■ **Exercise**
From the first line of the entries below, reproduce everything exactly through the line with "does it need?", and nothing more.

■ **Extracted data**
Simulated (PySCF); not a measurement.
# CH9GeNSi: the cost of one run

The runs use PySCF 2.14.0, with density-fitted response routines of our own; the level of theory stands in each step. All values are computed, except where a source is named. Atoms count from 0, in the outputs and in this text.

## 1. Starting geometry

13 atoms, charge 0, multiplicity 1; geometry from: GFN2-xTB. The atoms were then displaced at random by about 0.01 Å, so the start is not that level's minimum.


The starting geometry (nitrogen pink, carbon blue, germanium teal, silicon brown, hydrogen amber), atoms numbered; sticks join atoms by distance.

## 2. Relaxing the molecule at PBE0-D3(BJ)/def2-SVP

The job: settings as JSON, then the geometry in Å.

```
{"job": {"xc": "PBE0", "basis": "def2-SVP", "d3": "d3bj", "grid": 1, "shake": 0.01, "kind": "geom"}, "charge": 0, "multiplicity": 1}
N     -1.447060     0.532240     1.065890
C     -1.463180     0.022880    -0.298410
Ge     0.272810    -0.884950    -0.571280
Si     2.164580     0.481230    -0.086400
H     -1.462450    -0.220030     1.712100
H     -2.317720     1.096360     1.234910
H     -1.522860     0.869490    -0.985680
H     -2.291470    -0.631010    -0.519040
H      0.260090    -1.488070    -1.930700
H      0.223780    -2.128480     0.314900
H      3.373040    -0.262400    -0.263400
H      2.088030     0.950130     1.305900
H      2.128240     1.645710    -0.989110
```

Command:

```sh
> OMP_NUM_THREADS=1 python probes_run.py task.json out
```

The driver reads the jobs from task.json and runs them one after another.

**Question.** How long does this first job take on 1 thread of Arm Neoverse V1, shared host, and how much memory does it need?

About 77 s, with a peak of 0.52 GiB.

■ **Worked solution**
Simulated (PySCF); not a measurement.
# CH9GeNSi: the cost of one run

The runs use PySCF 2.14.0, with density-fitted response routines of our own; the level of theory stands in each step. All values are computed, except where a source is named. Atoms count from 0, in the outputs and in this text.

## 1. Starting geometry

13 atoms, charge 0, multiplicity 1; geometry from: GFN2-xTB. The atoms were then displaced at random by about 0.01 Å, so the start is not that level's minimum.


The starting geometry (nitrogen pink, carbon blue, germanium teal, silicon brown, hydrogen amber), atoms numbered; sticks join atoms by distance.

## 2. Relaxing the molecule at PBE0-D3(BJ)/def2-SVP

The job: settings as JSON, then the geometry in Å.

```
{"job": {"xc": "PBE0", "basis": "def2-SVP", "d3": "d3bj", "grid": 1, "shake": 0.01, "kind": "geom"}, "charge": 0, "multiplicity": 1}
N     -1.447060     0.532240     1.065890
C     -1.463180     0.022880    -0.298410
Ge     0.272810    -0.884950    -0.571280
Si     2.164580     0.481230    -0.086400
H     -1.462450    -0.220030     1.712100
H     -2.317720     1.096360     1.234910
H     -1.522860     0.869490    -0.985680
H     -2.291470    -0.631010    -0.519040
H      0.260090    -1.488070    -1.930700
H      0.223780    -2.128480     0.314900
H      3.373040    -0.262400    -0.263400
H      2.088030     0.950130     1.305900
H      2.128240     1.645710    -0.989110
```

Command:

```sh
> OMP_NUM_THREADS=1 python probes_run.py task.json out
```

The driver reads the jobs from task.json and runs them one after another.

**Question.** How long does this first job take on 1 thread of Arm Neoverse V1, shared host, and how much memory does it need?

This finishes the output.